• ACTION ITEM:
Write out, word for word, the part of the listing below that opens with the line containing "Level: wB97M-D3(BJ)/def2-TZVPD reaction" and closes with the line containing "This one command", keeping both of those lines and adding no others.

• SOURCE DATA:
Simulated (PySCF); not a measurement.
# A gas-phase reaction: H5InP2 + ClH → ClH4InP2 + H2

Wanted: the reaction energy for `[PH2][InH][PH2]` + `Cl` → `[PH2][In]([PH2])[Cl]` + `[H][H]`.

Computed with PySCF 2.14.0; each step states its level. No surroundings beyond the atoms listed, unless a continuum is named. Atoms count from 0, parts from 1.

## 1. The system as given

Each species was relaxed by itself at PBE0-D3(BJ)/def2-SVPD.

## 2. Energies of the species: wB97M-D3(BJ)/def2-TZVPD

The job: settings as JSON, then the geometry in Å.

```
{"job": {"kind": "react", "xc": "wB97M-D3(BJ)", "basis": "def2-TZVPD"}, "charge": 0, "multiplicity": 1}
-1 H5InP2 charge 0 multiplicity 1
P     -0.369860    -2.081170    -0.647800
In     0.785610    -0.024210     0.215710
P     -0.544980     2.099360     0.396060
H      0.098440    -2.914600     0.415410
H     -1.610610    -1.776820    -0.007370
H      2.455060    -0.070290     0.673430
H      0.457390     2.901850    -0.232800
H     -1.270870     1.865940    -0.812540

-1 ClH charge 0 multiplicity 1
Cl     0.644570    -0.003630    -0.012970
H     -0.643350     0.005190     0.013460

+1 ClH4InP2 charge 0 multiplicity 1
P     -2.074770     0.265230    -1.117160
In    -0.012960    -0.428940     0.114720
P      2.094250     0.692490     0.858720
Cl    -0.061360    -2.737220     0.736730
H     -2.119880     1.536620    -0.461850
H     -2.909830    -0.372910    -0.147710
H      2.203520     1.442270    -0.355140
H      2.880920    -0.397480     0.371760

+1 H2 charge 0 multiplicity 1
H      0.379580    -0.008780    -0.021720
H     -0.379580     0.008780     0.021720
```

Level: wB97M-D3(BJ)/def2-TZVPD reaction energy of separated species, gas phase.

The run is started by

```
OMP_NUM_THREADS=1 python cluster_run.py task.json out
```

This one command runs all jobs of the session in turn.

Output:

• SOLUTION:
Level: wB97M-D3(BJ)/def2-TZVPD reaction energy of separated species, gas phase.

The run is started by

```
OMP_NUM_THREADS=1 python cluster_run.py task.json out
```

This one command runs all jobs of the session in turn.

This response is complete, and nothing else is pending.